* **Work request**
What you hand back must match the listing exactly.

=== Dataset content ===

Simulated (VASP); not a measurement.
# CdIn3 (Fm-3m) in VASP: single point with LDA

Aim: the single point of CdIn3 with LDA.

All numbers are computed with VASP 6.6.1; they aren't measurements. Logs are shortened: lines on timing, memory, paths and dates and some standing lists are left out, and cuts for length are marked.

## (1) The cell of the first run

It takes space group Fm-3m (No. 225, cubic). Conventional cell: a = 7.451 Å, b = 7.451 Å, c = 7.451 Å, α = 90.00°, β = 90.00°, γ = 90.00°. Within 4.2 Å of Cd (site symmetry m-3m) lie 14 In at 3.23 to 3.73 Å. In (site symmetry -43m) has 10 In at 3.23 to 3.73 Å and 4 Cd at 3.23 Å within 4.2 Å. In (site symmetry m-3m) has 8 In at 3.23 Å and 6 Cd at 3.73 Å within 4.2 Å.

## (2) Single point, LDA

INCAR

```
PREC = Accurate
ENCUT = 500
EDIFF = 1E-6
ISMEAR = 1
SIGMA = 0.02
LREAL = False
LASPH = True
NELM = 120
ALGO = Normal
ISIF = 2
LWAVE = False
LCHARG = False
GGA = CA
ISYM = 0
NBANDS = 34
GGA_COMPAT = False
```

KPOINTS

===

* **Answer area**
Simulated (VASP); not a measurement.
# CdIn3 (Fm-3m) in VASP: single point with LDA

Aim: the single point of CdIn3 with LDA.

All numbers are computed with VASP 6.6.1; they aren't measurements. Logs are shortened: lines on timing, memory, paths and dates and some standing lists are left out, and cuts for length are marked.

## (1) The cell of the first run

It takes space group Fm-3m (No. 225, cubic). Conventional cell: a = 7.451 Å, b = 7.451 Å, c = 7.451 Å, α = 90.00°, β = 90.00°, γ = 90.00°. Within 4.2 Å of Cd (site symmetry m-3m) lie 14 In at 3.23 to 3.73 Å. In (site symmetry -43m) has 10 In at 3.23 to 3.73 Å and 4 Cd at 3.23 Å within 4.2 Å. In (site symmetry m-3m) has 8 In at 3.23 Å and 6 Cd at 3.73 Å within 4.2 Å.

## (2) Single point, LDA

INCAR

```
PREC = Accurate
ENCUT = 500
EDIFF = 1E-6
ISMEAR = 1
SIGMA = 0.02
LREAL = False
LASPH = True
NELM = 120
ALGO = Normal
ISIF = 2
LWAVE = False
LCHARG = False
GGA = CA
ISYM = 0
NBANDS = 34
GGA_COMPAT = False
```

KPOINTS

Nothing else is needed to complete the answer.